◆ **Work request**
Given the records below, would you repeat exactly the lines that begin at the one containing "0.0000 | 0.0000 | 0.5000 |" and end at the one containing "0.3183 | 0.8325 |", inclusive?

*-*-*

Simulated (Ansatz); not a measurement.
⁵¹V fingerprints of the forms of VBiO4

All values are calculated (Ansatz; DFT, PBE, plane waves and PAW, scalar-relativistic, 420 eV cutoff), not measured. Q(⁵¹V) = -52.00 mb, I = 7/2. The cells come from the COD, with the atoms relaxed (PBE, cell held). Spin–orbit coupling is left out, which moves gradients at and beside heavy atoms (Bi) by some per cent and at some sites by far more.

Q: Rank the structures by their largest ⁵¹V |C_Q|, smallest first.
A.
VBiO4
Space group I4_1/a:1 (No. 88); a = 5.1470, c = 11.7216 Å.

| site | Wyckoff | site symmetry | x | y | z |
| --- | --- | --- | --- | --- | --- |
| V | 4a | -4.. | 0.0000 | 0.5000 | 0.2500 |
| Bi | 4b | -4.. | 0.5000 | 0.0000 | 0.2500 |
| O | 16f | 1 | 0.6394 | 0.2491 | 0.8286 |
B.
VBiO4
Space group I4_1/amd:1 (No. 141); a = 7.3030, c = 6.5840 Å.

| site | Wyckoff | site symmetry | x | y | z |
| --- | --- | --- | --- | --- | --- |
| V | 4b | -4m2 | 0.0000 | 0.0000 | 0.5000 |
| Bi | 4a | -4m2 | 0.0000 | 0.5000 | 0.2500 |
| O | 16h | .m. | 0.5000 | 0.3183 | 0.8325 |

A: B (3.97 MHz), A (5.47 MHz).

*-*-*

◆ **Answer box**
| V | 4b | -4m2 | 0.0000 | 0.0000 | 0.5000 |
| Bi | 4a | -4m2 | 0.0000 | 0.5000 | 0.2500 |
| O | 16h | .m. | 0.5000 | 0.3183 | 0.8325 |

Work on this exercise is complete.